- [Work order]
Every entry below must be transcribed exactly, with no line missing.

- [Data provided]
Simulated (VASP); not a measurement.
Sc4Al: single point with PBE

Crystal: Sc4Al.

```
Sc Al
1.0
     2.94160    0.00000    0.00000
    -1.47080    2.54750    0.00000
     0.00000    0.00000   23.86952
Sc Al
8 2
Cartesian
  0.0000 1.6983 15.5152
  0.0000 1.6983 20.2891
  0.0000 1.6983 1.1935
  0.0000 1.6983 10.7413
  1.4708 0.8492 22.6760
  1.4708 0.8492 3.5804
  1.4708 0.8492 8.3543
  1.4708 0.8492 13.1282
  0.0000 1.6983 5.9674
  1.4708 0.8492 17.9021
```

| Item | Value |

- [Answer area]
Simulated (VASP); not a measurement.
Sc4Al: single point with PBE

Crystal: Sc4Al.

```
Sc Al
1.0
     2.94160    0.00000    0.00000
    -1.47080    2.54750    0.00000
     0.00000    0.00000   23.86952
Sc Al
8 2
Cartesian
  0.0000 1.6983 15.5152
  0.0000 1.6983 20.2891
  0.0000 1.6983 1.1935
  0.0000 1.6983 10.7413
  1.4708 0.8492 22.6760
  1.4708 0.8492 3.5804
  1.4708 0.8492 8.3543
  1.4708 0.8492 13.1282
  0.0000 1.6983 5.9674
  1.4708 0.8492 17.9021
```

| Item | Value |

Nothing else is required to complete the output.